**Activity:**
Give the records below again, exactly as they appear.

____________

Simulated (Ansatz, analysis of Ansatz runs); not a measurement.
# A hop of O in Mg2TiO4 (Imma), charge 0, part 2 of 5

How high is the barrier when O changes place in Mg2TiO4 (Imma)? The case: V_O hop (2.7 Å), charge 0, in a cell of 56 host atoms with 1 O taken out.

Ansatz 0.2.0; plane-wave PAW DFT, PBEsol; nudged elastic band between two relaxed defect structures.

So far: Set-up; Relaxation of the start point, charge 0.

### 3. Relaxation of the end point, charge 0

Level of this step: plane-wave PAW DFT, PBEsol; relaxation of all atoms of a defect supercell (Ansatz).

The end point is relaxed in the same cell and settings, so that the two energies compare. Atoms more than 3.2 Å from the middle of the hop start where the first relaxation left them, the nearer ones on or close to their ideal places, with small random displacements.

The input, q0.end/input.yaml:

____________

**Response box:**
Simulated (Ansatz, analysis of Ansatz runs); not a measurement.
# A hop of O in Mg2TiO4 (Imma), charge 0, part 2 of 5

How high is the barrier when O changes place in Mg2TiO4 (Imma)? The case: V_O hop (2.7 Å), charge 0, in a cell of 56 host atoms with 1 O taken out.

Ansatz 0.2.0; plane-wave PAW DFT, PBEsol; nudged elastic band between two relaxed defect structures.

So far: Set-up; Relaxation of the start point, charge 0.

### 3. Relaxation of the end point, charge 0

Level of this step: plane-wave PAW DFT, PBEsol; relaxation of all atoms of a defect supercell (Ansatz).

The end point is relaxed in the same cell and settings, so that the two energies compare. Atoms more than 3.2 Å from the middle of the hop start where the first relaxation left them, the nearer ones on or close to their ideal places, with small random displacements.

The input, q0.end/input.yaml:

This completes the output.